------------------------------------------------------------------------

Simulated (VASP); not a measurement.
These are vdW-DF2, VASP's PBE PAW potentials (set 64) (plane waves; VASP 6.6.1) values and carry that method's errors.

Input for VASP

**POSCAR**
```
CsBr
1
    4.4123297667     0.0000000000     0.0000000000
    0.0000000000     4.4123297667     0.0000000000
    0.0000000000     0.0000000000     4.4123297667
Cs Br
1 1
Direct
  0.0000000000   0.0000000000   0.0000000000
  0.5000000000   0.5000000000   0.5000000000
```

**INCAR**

------------------------------------------------------------------------

» WORK ITEM:
Whatever appears in the listing above, write it down again exactly.

» WORKED SOLUTION:
Simulated (VASP); not a measurement.
These are vdW-DF2, VASP's PBE PAW potentials (set 64) (plane waves; VASP 6.6.1) values and carry that method's errors.

Input for VASP

**POSCAR**
```
CsBr
1
    4.4123297667     0.0000000000     0.0000000000
    0.0000000000     4.4123297667     0.0000000000
    0.0000000000     0.0000000000     4.4123297667
Cs Br
1 1
Direct
  0.0000000000   0.0000000000   0.0000000000
  0.5000000000   0.5000000000   0.5000000000
```

**INCAR**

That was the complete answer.